* **Work request**: With both ends included, repeat exactly the lines of the entries below from the one containing "Rock-salt YN, relaxed" down to the one containing "Ansatz's density-functional and", and no others.

Listed entries Block Start
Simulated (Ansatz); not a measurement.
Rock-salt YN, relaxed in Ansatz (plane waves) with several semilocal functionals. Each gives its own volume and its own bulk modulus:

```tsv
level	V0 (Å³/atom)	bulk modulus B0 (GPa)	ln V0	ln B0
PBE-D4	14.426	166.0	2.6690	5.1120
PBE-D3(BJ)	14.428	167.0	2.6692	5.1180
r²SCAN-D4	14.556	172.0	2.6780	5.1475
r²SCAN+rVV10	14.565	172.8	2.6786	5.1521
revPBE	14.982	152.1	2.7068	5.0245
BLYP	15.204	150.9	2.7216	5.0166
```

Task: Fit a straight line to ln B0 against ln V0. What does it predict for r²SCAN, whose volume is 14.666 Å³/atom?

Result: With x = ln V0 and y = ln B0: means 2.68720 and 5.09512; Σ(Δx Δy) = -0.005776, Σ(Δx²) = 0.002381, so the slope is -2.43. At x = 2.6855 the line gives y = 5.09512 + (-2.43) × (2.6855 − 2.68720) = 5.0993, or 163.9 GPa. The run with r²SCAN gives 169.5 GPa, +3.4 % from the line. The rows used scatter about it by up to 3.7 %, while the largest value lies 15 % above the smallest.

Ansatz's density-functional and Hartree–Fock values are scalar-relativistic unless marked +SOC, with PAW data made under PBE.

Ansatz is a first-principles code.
Listed entries Block End

* **Written response**:
Rock-salt YN, relaxed in Ansatz (plane waves) with several semilocal functionals. Each gives its own volume and its own bulk modulus:

```tsv
level	V0 (Å³/atom)	bulk modulus B0 (GPa)	ln V0	ln B0
PBE-D4	14.426	166.0	2.6690	5.1120
PBE-D3(BJ)	14.428	167.0	2.6692	5.1180
r²SCAN-D4	14.556	172.0	2.6780	5.1475
r²SCAN+rVV10	14.565	172.8	2.6786	5.1521
revPBE	14.982	152.1	2.7068	5.0245
BLYP	15.204	150.9	2.7216	5.0166
```

Task: Fit a straight line to ln B0 against ln V0. What does it predict for r²SCAN, whose volume is 14.666 Å³/atom?

Result: With x = ln V0 and y = ln B0: means 2.68720 and 5.09512; Σ(Δx Δy) = -0.005776, Σ(Δx²) = 0.002381, so the slope is -2.43. At x = 2.6855 the line gives y = 5.09512 + (-2.43) × (2.6855 − 2.68720) = 5.0993, or 163.9 GPa. The run with r²SCAN gives 169.5 GPa, +3.4 % from the line. The rows used scatter about it by up to 3.7 %, while the largest value lies 15 % above the smallest.

Ansatz's density-functional and Hartree–Fock values are scalar-relativistic unless marked +SOC, with PAW data made under PBE.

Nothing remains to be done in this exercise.